Supplied data:
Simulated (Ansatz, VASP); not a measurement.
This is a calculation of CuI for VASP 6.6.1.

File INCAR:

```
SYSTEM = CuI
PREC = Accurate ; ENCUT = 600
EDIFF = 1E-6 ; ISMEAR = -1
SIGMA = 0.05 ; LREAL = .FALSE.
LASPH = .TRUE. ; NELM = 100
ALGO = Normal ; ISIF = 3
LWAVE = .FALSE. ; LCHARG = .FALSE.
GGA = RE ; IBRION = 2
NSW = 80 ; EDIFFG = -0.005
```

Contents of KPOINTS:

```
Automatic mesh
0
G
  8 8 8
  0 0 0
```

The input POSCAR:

Exercise: Copy every line of the material exactly, keeping all of it.

Response:
Simulated (Ansatz, VASP); not a measurement.
This is a calculation of CuI for VASP 6.6.1.

File INCAR:

```
SYSTEM = CuI
PREC = Accurate ; ENCUT = 600
EDIFF = 1E-6 ; ISMEAR = -1
SIGMA = 0.05 ; LREAL = .FALSE.
LASPH = .TRUE. ; NELM = 100
ALGO = Normal ; ISIF = 3
LWAVE = .FALSE. ; LCHARG = .FALSE.
GGA = RE ; IBRION = 2
NSW = 80 ; EDIFFG = -0.005
```

Contents of KPOINTS:

```
Automatic mesh
0
G
  8 8 8
  0 0 0
```

The input POSCAR:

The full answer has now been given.